-- Listed entries --
# # # # # # #

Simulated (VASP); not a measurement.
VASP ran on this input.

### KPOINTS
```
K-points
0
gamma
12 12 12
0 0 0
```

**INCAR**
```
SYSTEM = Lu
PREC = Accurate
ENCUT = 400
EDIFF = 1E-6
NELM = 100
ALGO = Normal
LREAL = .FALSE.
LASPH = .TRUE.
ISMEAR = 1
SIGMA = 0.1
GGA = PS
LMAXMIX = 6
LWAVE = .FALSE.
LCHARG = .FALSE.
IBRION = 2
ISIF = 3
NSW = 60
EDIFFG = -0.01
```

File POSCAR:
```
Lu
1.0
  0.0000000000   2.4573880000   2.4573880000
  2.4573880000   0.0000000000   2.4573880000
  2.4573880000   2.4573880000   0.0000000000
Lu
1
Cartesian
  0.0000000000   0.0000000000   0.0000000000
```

# # # # # # #

-- Task item --
Set down the listing above in full, please, exactly as it appears.

-- Exercise solution --
Simulated (VASP); not a measurement.
VASP ran on this input.

### KPOINTS
```
K-points
0
gamma
12 12 12
0 0 0
```

**INCAR**
```
SYSTEM = Lu
PREC = Accurate
ENCUT = 400
EDIFF = 1E-6
NELM = 100
ALGO = Normal
LREAL = .FALSE.
LASPH = .TRUE.
ISMEAR = 1
SIGMA = 0.1
GGA = PS
LMAXMIX = 6
LWAVE = .FALSE.
LCHARG = .FALSE.
IBRION = 2
ISIF = 3
NSW = 60
EDIFFG = -0.01
```

File POSCAR:
```
Lu
1.0
  0.0000000000   2.4573880000   2.4573880000
  2.4573880000   0.0000000000   2.4573880000
  2.4573880000   2.4573880000   0.0000000000
Lu
1
Cartesian
  0.0000000000   0.0000000000   0.0000000000
```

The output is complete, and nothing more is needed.